▸ **WORK ITEM**
Every entry here should be copied exactly.

═════ EXERCISE DATA ═════

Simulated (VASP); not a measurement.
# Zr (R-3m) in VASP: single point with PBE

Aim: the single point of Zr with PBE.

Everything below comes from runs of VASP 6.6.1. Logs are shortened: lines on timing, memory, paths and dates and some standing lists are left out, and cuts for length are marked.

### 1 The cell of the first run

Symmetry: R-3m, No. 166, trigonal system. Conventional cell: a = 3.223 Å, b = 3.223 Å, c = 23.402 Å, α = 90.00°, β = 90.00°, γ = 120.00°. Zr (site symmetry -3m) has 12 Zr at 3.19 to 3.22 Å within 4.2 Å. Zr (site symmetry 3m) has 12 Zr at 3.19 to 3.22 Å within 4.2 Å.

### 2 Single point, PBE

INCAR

═════

▸ **TASK OUTPUT**
Simulated (VASP); not a measurement.
# Zr (R-3m) in VASP: single point with PBE

Aim: the single point of Zr with PBE.

Everything below comes from runs of VASP 6.6.1. Logs are shortened: lines on timing, memory, paths and dates and some standing lists are left out, and cuts for length are marked.

### 1 The cell of the first run

Symmetry: R-3m, No. 166, trigonal system. Conventional cell: a = 3.223 Å, b = 3.223 Å, c = 23.402 Å, α = 90.00°, β = 90.00°, γ = 120.00°. Zr (site symmetry -3m) has 12 Zr at 3.19 to 3.22 Å within 4.2 Å. Zr (site symmetry 3m) has 12 Zr at 3.19 to 3.22 Å within 4.2 Å.

### 2 Single point, PBE

INCAR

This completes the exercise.